__Dataset entries__

+++

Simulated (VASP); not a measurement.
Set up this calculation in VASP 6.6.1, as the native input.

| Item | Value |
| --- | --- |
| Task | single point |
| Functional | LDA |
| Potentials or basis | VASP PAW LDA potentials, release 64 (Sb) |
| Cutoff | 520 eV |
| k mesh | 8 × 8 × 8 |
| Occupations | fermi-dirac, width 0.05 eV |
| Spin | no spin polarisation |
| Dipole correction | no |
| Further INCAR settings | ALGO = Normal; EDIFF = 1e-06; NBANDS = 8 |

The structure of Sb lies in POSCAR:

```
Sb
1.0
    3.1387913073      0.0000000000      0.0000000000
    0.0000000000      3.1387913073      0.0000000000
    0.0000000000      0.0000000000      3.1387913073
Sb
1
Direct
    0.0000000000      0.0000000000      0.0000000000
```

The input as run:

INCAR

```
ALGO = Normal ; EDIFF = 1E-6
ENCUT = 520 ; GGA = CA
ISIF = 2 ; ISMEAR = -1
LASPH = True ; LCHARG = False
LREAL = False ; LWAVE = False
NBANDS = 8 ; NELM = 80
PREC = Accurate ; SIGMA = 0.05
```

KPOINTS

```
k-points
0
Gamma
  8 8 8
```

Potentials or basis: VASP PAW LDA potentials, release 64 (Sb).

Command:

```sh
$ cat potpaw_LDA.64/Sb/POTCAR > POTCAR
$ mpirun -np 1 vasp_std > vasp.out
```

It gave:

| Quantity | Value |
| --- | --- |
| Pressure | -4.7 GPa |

+++

__Exercise__
Nothing is to be left out, and every entry is to be transcribed exactly.

__Exercise answer__
Simulated (VASP); not a measurement.
Set up this calculation in VASP 6.6.1, as the native input.

| Item | Value |
| --- | --- |
| Task | single point |
| Functional | LDA |
| Potentials or basis | VASP PAW LDA potentials, release 64 (Sb) |
| Cutoff | 520 eV |
| k mesh | 8 × 8 × 8 |
| Occupations | fermi-dirac, width 0.05 eV |
| Spin | no spin polarisation |
| Dipole correction | no |
| Further INCAR settings | ALGO = Normal; EDIFF = 1e-06; NBANDS = 8 |

The structure of Sb lies in POSCAR:

```
Sb
1.0
    3.1387913073      0.0000000000      0.0000000000
    0.0000000000      3.1387913073      0.0000000000
    0.0000000000      0.0000000000      3.1387913073
Sb
1
Direct
    0.0000000000      0.0000000000      0.0000000000
```

The input as run:

INCAR

```
ALGO = Normal ; EDIFF = 1E-6
ENCUT = 520 ; GGA = CA
ISIF = 2 ; ISMEAR = -1
LASPH = True ; LCHARG = False
LREAL = False ; LWAVE = False
NBANDS = 8 ; NELM = 80
PREC = Accurate ; SIGMA = 0.05
```

KPOINTS

```
k-points
0
Gamma
  8 8 8
```

Potentials or basis: VASP PAW LDA potentials, release 64 (Sb).

Command:

```sh
$ cat potpaw_LDA.64/Sb/POTCAR > POTCAR
$ mpirun -np 1 vasp_std > vasp.out
```

It gave:

| Quantity | Value |
| --- | --- |
| Pressure | -4.7 GPa |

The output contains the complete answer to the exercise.